***** RECORD EXCERPTS

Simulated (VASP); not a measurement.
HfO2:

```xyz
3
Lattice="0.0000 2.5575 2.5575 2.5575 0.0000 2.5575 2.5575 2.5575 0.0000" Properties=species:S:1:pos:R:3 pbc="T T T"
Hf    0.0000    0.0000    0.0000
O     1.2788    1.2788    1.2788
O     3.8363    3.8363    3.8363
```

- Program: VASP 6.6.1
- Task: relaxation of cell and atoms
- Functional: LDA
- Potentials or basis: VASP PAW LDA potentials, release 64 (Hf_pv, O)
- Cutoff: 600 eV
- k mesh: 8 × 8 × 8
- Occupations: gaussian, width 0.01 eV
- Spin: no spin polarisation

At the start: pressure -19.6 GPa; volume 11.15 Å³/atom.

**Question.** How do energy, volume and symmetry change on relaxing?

**********

- _WORK REQUEST_: Write the data out once more. Keep every word the same.

- _ANSWER AREA_:
Simulated (VASP); not a measurement.
HfO2:

```xyz
3
Lattice="0.0000 2.5575 2.5575 2.5575 0.0000 2.5575 2.5575 2.5575 0.0000" Properties=species:S:1:pos:R:3 pbc="T T T"
Hf    0.0000    0.0000    0.0000
O     1.2788    1.2788    1.2788
O     3.8363    3.8363    3.8363
```

- Program: VASP 6.6.1
- Task: relaxation of cell and atoms
- Functional: LDA
- Potentials or basis: VASP PAW LDA potentials, release 64 (Hf_pv, O)
- Cutoff: 600 eV
- k mesh: 8 × 8 × 8
- Occupations: gaussian, width 0.01 eV
- Spin: no spin polarisation

At the start: pressure -19.6 GPa; volume 11.15 Å³/atom.

**Question.** How do energy, volume and symmetry change on relaxing?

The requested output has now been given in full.